- - -

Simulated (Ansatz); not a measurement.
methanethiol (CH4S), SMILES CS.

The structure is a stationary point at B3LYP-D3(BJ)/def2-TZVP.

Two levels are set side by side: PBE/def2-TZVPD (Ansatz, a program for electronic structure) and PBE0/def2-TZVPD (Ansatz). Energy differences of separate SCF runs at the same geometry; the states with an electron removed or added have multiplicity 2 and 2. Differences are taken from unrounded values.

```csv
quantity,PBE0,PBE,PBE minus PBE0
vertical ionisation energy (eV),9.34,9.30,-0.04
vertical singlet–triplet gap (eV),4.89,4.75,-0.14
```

- - -

> **Assignment**: Each line above is to be set down again verbatim.

> **Task answer**:
Simulated (Ansatz); not a measurement.
methanethiol (CH4S), SMILES CS.

The structure is a stationary point at B3LYP-D3(BJ)/def2-TZVP.

Two levels are set side by side: PBE/def2-TZVPD (Ansatz, a program for electronic structure) and PBE0/def2-TZVPD (Ansatz). Energy differences of separate SCF runs at the same geometry; the states with an electron removed or added have multiplicity 2 and 2. Differences are taken from unrounded values.

```csv
quantity,PBE0,PBE,PBE minus PBE0
vertical ionisation energy (eV),9.34,9.30,-0.04
vertical singlet–triplet gap (eV),4.89,4.75,-0.14
```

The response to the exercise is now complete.